┌──

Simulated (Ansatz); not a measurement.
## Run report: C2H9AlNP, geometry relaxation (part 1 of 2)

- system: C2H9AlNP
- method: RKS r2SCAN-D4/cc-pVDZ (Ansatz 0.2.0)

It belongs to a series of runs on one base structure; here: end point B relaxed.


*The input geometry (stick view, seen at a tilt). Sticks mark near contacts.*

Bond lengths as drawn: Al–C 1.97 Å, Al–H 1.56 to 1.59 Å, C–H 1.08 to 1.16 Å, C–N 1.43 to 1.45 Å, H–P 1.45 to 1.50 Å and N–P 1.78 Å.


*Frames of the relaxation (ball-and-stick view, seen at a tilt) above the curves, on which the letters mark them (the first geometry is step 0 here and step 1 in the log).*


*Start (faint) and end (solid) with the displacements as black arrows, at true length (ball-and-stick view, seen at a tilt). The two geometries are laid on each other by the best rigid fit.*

└──

Work instruction
Please quote the data above in full, with no line missing.

Expected answer
Simulated (Ansatz); not a measurement.
## Run report: C2H9AlNP, geometry relaxation (part 1 of 2)

- system: C2H9AlNP
- method: RKS r2SCAN-D4/cc-pVDZ (Ansatz 0.2.0)

It belongs to a series of runs on one base structure; here: end point B relaxed.


*The input geometry (stick view, seen at a tilt). Sticks mark near contacts.*

Bond lengths as drawn: Al–C 1.97 Å, Al–H 1.56 to 1.59 Å, C–H 1.08 to 1.16 Å, C–N 1.43 to 1.45 Å, H–P 1.45 to 1.50 Å and N–P 1.78 Å.


*Frames of the relaxation (ball-and-stick view, seen at a tilt) above the curves, on which the letters mark them (the first geometry is step 0 here and step 1 in the log).*


*Start (faint) and end (solid) with the displacements as black arrows, at true length (ball-and-stick view, seen at a tilt). The two geometries are laid on each other by the best rigid fit.*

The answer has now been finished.